◆ ◆ ◆ ◆
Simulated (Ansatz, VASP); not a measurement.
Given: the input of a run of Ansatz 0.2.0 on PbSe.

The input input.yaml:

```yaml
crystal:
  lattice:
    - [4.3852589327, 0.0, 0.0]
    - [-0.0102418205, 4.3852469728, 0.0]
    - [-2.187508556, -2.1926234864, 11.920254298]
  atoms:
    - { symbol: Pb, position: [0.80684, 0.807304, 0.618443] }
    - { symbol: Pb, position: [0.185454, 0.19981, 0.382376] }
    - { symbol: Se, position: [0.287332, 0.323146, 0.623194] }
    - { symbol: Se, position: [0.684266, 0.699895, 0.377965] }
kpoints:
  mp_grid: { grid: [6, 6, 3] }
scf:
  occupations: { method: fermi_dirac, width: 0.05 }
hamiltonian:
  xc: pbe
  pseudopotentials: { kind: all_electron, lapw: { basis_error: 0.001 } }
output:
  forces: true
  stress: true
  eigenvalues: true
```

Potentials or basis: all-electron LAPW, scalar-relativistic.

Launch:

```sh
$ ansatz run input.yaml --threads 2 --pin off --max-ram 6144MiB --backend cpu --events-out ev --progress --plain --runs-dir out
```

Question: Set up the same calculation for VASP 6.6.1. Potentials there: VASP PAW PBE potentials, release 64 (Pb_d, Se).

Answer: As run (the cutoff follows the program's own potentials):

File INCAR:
◆ ◆ ◆ ◆

Work task
For the listing above, print only the lines starting at the line containing "Question: Set up" and ending at the line containing "Answer: As run", exactly, both included.

Exercise output
Question: Set up the same calculation for VASP 6.6.1. Potentials there: VASP PAW PBE potentials, release 64 (Pb_d, Se).

Answer: As run (the cutoff follows the program's own potentials):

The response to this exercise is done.